ASSIGNED TASK
Only the lines from the top of the data through the line containing "Atoms: Mo1, H2, H3, H4, H5, H6, H7." should be duplicated, exactly as they appear.

GIVEN ENTRIES
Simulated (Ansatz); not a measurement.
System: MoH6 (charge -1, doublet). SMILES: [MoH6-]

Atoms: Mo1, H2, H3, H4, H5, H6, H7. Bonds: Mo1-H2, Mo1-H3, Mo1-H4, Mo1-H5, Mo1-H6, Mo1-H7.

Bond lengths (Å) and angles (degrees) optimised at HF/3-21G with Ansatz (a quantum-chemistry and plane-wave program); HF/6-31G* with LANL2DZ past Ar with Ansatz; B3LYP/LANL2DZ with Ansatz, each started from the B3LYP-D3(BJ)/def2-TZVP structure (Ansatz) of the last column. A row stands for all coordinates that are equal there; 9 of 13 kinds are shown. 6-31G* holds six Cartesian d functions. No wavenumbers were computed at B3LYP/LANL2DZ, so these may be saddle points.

ANSWER SPACE
Simulated (Ansatz); not a measurement.
System: MoH6 (charge -1, doublet). SMILES: [MoH6-]

Atoms: Mo1, H2, H3, H4, H5, H6, H7. Bonds: Mo1-H2, Mo1-H3, Mo1-H4, Mo1-H5, Mo1-H6, Mo1-H7.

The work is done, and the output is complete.